**Extracted information:**
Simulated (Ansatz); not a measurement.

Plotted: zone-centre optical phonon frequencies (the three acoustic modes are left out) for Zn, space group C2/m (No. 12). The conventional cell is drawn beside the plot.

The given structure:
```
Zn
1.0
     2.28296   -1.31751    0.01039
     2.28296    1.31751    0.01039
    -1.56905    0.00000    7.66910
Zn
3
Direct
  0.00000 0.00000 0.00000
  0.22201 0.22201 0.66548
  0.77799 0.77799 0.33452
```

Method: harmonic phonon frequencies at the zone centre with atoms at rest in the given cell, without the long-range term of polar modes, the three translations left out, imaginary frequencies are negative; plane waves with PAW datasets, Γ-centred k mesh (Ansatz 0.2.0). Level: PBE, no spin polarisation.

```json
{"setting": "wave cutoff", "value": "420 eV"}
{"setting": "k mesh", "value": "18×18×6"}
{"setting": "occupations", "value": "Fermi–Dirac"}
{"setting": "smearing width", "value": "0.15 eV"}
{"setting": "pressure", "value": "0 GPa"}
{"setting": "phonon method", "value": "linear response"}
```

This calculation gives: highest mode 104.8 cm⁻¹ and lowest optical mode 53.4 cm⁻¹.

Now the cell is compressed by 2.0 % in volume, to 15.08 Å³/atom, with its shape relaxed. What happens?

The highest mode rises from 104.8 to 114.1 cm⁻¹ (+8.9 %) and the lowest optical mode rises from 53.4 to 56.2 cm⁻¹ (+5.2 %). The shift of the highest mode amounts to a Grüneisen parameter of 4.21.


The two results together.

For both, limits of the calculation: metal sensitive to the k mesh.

**Activity:**
Taking the entries from their first line through the line with "The two results together.", inclusive, restate each line word for word and give nothing else.

**Problem solution:**
Simulated (Ansatz); not a measurement.

Plotted: zone-centre optical phonon frequencies (the three acoustic modes are left out) for Zn, space group C2/m (No. 12). The conventional cell is drawn beside the plot.

The given structure:
```
Zn
1.0
     2.28296   -1.31751    0.01039
     2.28296    1.31751    0.01039
    -1.56905    0.00000    7.66910
Zn
3
Direct
  0.00000 0.00000 0.00000
  0.22201 0.22201 0.66548
  0.77799 0.77799 0.33452
```

Method: harmonic phonon frequencies at the zone centre with atoms at rest in the given cell, without the long-range term of polar modes, the three translations left out, imaginary frequencies are negative; plane waves with PAW datasets, Γ-centred k mesh (Ansatz 0.2.0). Level: PBE, no spin polarisation.

```json
{"setting": "wave cutoff", "value": "420 eV"}
{"setting": "k mesh", "value": "18×18×6"}
{"setting": "occupations", "value": "Fermi–Dirac"}
{"setting": "smearing width", "value": "0.15 eV"}
{"setting": "pressure", "value": "0 GPa"}
{"setting": "phonon method", "value": "linear response"}
```

This calculation gives: highest mode 104.8 cm⁻¹ and lowest optical mode 53.4 cm⁻¹.

Now the cell is compressed by 2.0 % in volume, to 15.08 Å³/atom, with its shape relaxed. What happens?

The highest mode rises from 104.8 to 114.1 cm⁻¹ (+8.9 %) and the lowest optical mode rises from 53.4 to 56.2 cm⁻¹ (+5.2 %). The shift of the highest mode amounts to a Grüneisen parameter of 4.21.


The two results together.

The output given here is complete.